BEGIN

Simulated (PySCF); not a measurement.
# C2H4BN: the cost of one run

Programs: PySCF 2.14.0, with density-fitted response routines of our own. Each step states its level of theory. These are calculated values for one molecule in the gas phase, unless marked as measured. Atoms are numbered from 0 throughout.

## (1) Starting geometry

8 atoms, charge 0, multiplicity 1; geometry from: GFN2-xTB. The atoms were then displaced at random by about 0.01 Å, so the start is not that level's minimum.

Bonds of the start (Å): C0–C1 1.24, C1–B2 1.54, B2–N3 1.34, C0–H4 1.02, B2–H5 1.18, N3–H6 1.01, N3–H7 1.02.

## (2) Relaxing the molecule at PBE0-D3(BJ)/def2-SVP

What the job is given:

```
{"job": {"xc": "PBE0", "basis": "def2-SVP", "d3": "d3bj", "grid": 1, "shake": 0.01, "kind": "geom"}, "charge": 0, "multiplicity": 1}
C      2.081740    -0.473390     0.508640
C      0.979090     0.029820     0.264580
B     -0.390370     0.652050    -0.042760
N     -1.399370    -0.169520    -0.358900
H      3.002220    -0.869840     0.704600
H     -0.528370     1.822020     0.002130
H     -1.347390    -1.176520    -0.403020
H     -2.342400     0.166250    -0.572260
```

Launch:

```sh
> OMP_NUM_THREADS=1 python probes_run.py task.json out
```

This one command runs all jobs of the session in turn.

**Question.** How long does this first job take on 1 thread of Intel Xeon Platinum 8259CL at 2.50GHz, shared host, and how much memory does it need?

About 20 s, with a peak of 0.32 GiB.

END

> [Work task]: Nothing but the lines from the first line of the data through the line with "does it need?" should be returned, exactly as they appear, both ends included.

> [Written reply]:
Simulated (PySCF); not a measurement.
# C2H4BN: the cost of one run

Programs: PySCF 2.14.0, with density-fitted response routines of our own. Each step states its level of theory. These are calculated values for one molecule in the gas phase, unless marked as measured. Atoms are numbered from 0 throughout.

## (1) Starting geometry

8 atoms, charge 0, multiplicity 1; geometry from: GFN2-xTB. The atoms were then displaced at random by about 0.01 Å, so the start is not that level's minimum.

Bonds of the start (Å): C0–C1 1.24, C1–B2 1.54, B2–N3 1.34, C0–H4 1.02, B2–H5 1.18, N3–H6 1.01, N3–H7 1.02.

## (2) Relaxing the molecule at PBE0-D3(BJ)/def2-SVP

What the job is given:

```
{"job": {"xc": "PBE0", "basis": "def2-SVP", "d3": "d3bj", "grid": 1, "shake": 0.01, "kind": "geom"}, "charge": 0, "multiplicity": 1}
C      2.081740    -0.473390     0.508640
C      0.979090     0.029820     0.264580
B     -0.390370     0.652050    -0.042760
N     -1.399370    -0.169520    -0.358900
H      3.002220    -0.869840     0.704600
H     -0.528370     1.822020     0.002130
H     -1.347390    -1.176520    -0.403020
H     -2.342400     0.166250    -0.572260
```

Launch:

```sh
> OMP_NUM_THREADS=1 python probes_run.py task.json out
```

This one command runs all jobs of the session in turn.

**Question.** How long does this first job take on 1 thread of Intel Xeon Platinum 8259CL at 2.50GHz, shared host, and how much memory does it need?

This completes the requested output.